> _Required action_:
Write out, please, the lines from the beginning of the material to the line with "cell | 48 | 78 |", including both ends and nothing else.

━━━━━━━━

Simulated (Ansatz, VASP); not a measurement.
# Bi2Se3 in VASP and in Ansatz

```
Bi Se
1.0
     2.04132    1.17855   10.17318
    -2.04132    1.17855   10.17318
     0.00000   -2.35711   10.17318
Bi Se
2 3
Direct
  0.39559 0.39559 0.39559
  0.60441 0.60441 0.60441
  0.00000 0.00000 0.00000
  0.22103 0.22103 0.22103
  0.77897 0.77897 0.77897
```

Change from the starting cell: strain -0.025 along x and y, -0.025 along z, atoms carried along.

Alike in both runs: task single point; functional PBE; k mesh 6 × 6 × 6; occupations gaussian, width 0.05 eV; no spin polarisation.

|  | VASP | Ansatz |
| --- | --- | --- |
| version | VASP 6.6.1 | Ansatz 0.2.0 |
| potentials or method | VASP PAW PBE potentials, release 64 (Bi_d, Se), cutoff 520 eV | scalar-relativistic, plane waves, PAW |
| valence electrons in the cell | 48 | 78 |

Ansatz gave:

━━━━━━━━

> _Response_:
Simulated (Ansatz, VASP); not a measurement.
# Bi2Se3 in VASP and in Ansatz

```
Bi Se
1.0
     2.04132    1.17855   10.17318
    -2.04132    1.17855   10.17318
     0.00000   -2.35711   10.17318
Bi Se
2 3
Direct
  0.39559 0.39559 0.39559
  0.60441 0.60441 0.60441
  0.00000 0.00000 0.00000
  0.22103 0.22103 0.22103
  0.77897 0.77897 0.77897
```

Change from the starting cell: strain -0.025 along x and y, -0.025 along z, atoms carried along.

Alike in both runs: task single point; functional PBE; k mesh 6 × 6 × 6; occupations gaussian, width 0.05 eV; no spin polarisation.

|  | VASP | Ansatz |
| --- | --- | --- |
| version | VASP 6.6.1 | Ansatz 0.2.0 |
| potentials or method | VASP PAW PBE potentials, release 64 (Bi_d, Se), cutoff 520 eV | scalar-relativistic, plane waves, PAW |
| valence electrons in the cell | 48 | 78 |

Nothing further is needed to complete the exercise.